Work request =
After locating the line with "Question: Work out" in the data that follows, return it and every later line exactly, up to and including the line with "2. ROCCSD(T)/LANL2DZ (core".

=== Extracted records ===
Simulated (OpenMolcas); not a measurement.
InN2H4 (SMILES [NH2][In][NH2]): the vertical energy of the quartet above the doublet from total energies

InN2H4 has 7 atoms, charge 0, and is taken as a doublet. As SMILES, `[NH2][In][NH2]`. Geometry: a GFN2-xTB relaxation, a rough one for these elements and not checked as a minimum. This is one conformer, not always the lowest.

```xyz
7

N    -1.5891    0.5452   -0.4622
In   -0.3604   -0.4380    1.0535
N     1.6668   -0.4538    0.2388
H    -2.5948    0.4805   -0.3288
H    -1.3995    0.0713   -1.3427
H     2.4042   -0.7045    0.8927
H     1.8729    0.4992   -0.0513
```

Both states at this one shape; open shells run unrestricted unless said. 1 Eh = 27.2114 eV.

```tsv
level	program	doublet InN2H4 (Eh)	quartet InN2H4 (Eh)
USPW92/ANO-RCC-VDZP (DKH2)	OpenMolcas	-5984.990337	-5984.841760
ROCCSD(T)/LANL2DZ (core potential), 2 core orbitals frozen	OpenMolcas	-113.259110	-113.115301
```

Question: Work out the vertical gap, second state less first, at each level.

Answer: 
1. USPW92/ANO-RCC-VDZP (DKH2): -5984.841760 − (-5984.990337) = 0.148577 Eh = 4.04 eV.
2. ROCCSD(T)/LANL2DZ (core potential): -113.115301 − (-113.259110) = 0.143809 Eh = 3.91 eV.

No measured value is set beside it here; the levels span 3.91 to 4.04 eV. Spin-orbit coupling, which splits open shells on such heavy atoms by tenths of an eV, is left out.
===

Answer section =
Question: Work out the vertical gap, second state less first, at each level.

Answer: 
1. USPW92/ANO-RCC-VDZP (DKH2): -5984.841760 − (-5984.990337) = 0.148577 Eh = 4.04 eV.
2. ROCCSD(T)/LANL2DZ (core potential): -113.115301 − (-113.259110) = 0.143809 Eh = 3.91 eV.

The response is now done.